** Opening DATASET RECORDS block **

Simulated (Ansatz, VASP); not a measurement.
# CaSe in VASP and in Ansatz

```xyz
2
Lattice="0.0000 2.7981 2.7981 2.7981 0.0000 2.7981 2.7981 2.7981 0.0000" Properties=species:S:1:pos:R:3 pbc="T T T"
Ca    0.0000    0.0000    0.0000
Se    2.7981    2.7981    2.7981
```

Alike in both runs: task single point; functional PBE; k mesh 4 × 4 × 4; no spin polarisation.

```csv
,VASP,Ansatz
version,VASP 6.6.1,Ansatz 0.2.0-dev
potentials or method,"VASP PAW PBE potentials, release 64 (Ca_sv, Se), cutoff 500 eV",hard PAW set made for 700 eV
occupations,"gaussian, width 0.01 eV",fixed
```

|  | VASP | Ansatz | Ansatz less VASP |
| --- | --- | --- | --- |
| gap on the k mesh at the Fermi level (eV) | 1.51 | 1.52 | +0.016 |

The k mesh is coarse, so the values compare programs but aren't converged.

** Closing DATASET RECORDS block **

▶ [REQUIREMENT]: Look above for the line with "Alike in both" and the line with "1.52 | +0.016 |". Retype those two lines and every line between them exactly, adding nothing.

▶ [WRITTEN SOLUTION]:
Alike in both runs: task single point; functional PBE; k mesh 4 × 4 × 4; no spin polarisation.

```csv
,VASP,Ansatz
version,VASP 6.6.1,Ansatz 0.2.0-dev
potentials or method,"VASP PAW PBE potentials, release 64 (Ca_sv, Se), cutoff 500 eV",hard PAW set made for 700 eV
occupations,"gaussian, width 0.01 eV",fixed
```

|  | VASP | Ansatz | Ansatz less VASP |
| --- | --- | --- | --- |
| gap on the k mesh at the Fermi level (eV) | 1.51 | 1.52 | +0.016 |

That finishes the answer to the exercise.